========
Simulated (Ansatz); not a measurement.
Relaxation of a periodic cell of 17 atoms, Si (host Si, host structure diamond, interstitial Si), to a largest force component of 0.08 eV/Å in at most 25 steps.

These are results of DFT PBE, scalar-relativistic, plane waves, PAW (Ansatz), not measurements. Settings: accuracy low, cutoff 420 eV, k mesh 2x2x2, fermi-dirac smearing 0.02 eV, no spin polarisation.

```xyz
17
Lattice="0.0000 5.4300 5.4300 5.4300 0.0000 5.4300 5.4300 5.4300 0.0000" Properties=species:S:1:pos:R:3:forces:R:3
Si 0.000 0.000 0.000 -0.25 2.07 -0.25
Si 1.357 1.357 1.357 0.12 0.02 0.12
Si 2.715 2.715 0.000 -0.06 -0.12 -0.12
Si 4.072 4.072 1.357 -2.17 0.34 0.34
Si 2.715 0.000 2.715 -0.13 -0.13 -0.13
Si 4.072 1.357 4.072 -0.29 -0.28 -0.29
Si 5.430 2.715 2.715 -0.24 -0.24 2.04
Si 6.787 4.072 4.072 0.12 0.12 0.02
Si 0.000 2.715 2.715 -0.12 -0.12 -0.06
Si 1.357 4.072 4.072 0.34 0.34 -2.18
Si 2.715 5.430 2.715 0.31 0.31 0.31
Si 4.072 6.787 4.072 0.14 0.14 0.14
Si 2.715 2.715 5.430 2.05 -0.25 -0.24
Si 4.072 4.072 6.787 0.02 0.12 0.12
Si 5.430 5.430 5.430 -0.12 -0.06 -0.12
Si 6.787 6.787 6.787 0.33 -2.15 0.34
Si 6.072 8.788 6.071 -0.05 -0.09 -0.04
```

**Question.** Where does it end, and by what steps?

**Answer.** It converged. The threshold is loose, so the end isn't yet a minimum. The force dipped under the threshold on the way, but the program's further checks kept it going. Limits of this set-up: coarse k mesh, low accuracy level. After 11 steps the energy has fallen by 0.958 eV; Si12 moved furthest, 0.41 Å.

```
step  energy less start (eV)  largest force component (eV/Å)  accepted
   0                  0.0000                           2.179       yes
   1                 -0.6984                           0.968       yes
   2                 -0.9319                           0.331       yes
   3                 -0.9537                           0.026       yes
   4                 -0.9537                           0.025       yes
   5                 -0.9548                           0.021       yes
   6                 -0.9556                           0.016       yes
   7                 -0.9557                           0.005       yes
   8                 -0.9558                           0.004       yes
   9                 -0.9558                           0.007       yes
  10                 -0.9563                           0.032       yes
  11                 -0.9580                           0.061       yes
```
========

- **Activity**
Up to and including the line containing "Relaxation of a", please write out the listing exactly, starting from its first line.

- **Task response**
Simulated (Ansatz); not a measurement.
Relaxation of a periodic cell of 17 atoms, Si (host Si, host structure diamond, interstitial Si), to a largest force component of 0.08 eV/Å in at most 25 steps.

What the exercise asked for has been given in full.